****************************************

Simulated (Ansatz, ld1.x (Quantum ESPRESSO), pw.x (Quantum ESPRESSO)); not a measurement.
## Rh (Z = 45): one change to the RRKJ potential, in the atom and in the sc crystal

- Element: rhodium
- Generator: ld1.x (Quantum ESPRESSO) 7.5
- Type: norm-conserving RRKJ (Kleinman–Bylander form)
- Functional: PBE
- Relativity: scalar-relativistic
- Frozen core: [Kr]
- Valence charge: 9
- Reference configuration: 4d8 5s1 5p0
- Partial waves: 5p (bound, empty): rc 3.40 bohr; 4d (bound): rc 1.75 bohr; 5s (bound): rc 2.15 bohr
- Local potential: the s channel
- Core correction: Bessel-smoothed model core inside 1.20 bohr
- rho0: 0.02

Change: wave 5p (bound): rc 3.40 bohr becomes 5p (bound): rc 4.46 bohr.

****************************************

Exercise >> Transcribe the entire listing above exactly as written.

Result >>
Simulated (Ansatz, ld1.x (Quantum ESPRESSO), pw.x (Quantum ESPRESSO)); not a measurement.
## Rh (Z = 45): one change to the RRKJ potential, in the atom and in the sc crystal

- Element: rhodium
- Generator: ld1.x (Quantum ESPRESSO) 7.5
- Type: norm-conserving RRKJ (Kleinman–Bylander form)
- Functional: PBE
- Relativity: scalar-relativistic
- Frozen core: [Kr]
- Valence charge: 9
- Reference configuration: 4d8 5s1 5p0
- Partial waves: 5p (bound, empty): rc 3.40 bohr; 4d (bound): rc 1.75 bohr; 5s (bound): rc 2.15 bohr
- Local potential: the s channel
- Core correction: Bessel-smoothed model core inside 1.20 bohr
- rho0: 0.02

Change: wave 5p (bound): rc 3.40 bohr becomes 5p (bound): rc 4.46 bohr.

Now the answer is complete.